------------------------------------------------
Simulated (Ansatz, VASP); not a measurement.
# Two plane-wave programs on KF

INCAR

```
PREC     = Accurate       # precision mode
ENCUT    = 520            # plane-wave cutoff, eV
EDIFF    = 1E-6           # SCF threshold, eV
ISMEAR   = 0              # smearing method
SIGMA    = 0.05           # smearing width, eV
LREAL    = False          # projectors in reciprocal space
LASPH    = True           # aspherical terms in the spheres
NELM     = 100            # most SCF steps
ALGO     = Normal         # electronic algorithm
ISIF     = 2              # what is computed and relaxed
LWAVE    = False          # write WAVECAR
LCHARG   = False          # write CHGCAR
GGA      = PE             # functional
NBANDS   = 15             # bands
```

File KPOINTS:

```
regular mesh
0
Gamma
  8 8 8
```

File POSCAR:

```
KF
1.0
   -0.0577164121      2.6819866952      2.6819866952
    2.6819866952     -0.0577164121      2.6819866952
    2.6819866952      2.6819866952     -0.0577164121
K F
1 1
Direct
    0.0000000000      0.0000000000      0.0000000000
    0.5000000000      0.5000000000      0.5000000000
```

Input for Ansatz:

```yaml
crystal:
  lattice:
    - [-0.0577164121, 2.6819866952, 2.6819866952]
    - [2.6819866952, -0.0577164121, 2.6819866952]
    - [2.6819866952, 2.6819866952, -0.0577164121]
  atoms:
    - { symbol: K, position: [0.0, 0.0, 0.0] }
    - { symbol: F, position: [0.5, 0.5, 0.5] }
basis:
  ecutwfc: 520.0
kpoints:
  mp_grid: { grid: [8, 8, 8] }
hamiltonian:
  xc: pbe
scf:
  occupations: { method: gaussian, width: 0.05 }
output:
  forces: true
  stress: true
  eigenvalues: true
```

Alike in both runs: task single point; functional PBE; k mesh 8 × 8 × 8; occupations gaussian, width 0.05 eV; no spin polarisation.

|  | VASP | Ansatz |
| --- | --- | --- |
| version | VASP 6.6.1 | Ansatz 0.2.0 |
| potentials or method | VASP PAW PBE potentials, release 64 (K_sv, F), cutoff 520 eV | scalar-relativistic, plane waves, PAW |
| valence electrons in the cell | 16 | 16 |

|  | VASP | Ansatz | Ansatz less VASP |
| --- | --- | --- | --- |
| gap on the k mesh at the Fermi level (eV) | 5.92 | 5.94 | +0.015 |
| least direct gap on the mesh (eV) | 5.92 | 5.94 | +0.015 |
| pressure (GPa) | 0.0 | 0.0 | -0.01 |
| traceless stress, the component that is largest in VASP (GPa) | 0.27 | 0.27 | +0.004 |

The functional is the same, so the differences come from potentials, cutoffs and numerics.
------------------------------------------------

TASK ITEM: Quote in full each line from the top of the records above through the line with "less VASP |"; stop after that line.

EXERCISE RESULT:
Simulated (Ansatz, VASP); not a measurement.
# Two plane-wave programs on KF

INCAR

```
PREC     = Accurate       # precision mode
ENCUT    = 520            # plane-wave cutoff, eV
EDIFF    = 1E-6           # SCF threshold, eV
ISMEAR   = 0              # smearing method
SIGMA    = 0.05           # smearing width, eV
LREAL    = False          # projectors in reciprocal space
LASPH    = True           # aspherical terms in the spheres
NELM     = 100            # most SCF steps
ALGO     = Normal         # electronic algorithm
ISIF     = 2              # what is computed and relaxed
LWAVE    = False          # write WAVECAR
LCHARG   = False          # write CHGCAR
GGA      = PE             # functional
NBANDS   = 15             # bands
```

File KPOINTS:

```
regular mesh
0
Gamma
  8 8 8
```

File POSCAR:

```
KF
1.0
   -0.0577164121      2.6819866952      2.6819866952
    2.6819866952     -0.0577164121      2.6819866952
    2.6819866952      2.6819866952     -0.0577164121
K F
1 1
Direct
    0.0000000000      0.0000000000      0.0000000000
    0.5000000000      0.5000000000      0.5000000000
```

Input for Ansatz:

```yaml
crystal:
  lattice:
    - [-0.0577164121, 2.6819866952, 2.6819866952]
    - [2.6819866952, -0.0577164121, 2.6819866952]
    - [2.6819866952, 2.6819866952, -0.0577164121]
  atoms:
    - { symbol: K, position: [0.0, 0.0, 0.0] }
    - { symbol: F, position: [0.5, 0.5, 0.5] }
basis:
  ecutwfc: 520.0
kpoints:
  mp_grid: { grid: [8, 8, 8] }
hamiltonian:
  xc: pbe
scf:
  occupations: { method: gaussian, width: 0.05 }
output:
  forces: true
  stress: true
  eigenvalues: true
```

Alike in both runs: task single point; functional PBE; k mesh 8 × 8 × 8; occupations gaussian, width 0.05 eV; no spin polarisation.

|  | VASP | Ansatz |
| --- | --- | --- |
| version | VASP 6.6.1 | Ansatz 0.2.0 |
| potentials or method | VASP PAW PBE potentials, release 64 (K_sv, F), cutoff 520 eV | scalar-relativistic, plane waves, PAW |
| valence electrons in the cell | 16 | 16 |

|  | VASP | Ansatz | Ansatz less VASP |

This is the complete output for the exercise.